* [BRIEF]: Set down the records that follow in full and without changes.

[MATERIAL SHOWN Boundary: Start]

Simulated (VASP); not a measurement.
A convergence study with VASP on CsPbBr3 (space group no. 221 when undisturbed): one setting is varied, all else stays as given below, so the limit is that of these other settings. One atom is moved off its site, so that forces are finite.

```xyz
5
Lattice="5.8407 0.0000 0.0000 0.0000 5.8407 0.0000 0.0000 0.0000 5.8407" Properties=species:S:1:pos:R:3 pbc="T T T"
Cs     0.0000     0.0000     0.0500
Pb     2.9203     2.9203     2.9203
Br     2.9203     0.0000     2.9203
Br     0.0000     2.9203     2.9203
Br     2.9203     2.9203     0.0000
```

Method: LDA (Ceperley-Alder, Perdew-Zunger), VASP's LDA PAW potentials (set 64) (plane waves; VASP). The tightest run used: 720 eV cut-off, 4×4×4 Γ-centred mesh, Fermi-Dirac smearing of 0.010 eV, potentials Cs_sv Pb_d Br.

[MATERIAL SHOWN Boundary: End]

* [WRITTEN SOLUTION]:
Simulated (VASP); not a measurement.
A convergence study with VASP on CsPbBr3 (space group no. 221 when undisturbed): one setting is varied, all else stays as given below, so the limit is that of these other settings. One atom is moved off its site, so that forces are finite.

```xyz
5
Lattice="5.8407 0.0000 0.0000 0.0000 5.8407 0.0000 0.0000 0.0000 5.8407" Properties=species:S:1:pos:R:3 pbc="T T T"
Cs     0.0000     0.0000     0.0500
Pb     2.9203     2.9203     2.9203
Br     2.9203     0.0000     2.9203
Br     0.0000     2.9203     2.9203
Br     2.9203     2.9203     0.0000
```

Method: LDA (Ceperley-Alder, Perdew-Zunger), VASP's LDA PAW potentials (set 64) (plane waves; VASP). The tightest run used: 720 eV cut-off, 4×4×4 Γ-centred mesh, Fermi-Dirac smearing of 0.010 eV, potentials Cs_sv Pb_d Br.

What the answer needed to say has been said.